● Work task
Set out the records again, keeping every word as it is.

● Source material
——————
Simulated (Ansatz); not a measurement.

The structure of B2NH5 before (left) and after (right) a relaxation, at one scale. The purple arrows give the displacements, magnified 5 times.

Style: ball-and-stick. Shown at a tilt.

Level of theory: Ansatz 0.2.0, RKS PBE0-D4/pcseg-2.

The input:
——————

● Task result
Simulated (Ansatz); not a measurement.

The structure of B2NH5 before (left) and after (right) a relaxation, at one scale. The purple arrows give the displacements, magnified 5 times.

Style: ball-and-stick. Shown at a tilt.

Level of theory: Ansatz 0.2.0, RKS PBE0-D4/pcseg-2.

The input:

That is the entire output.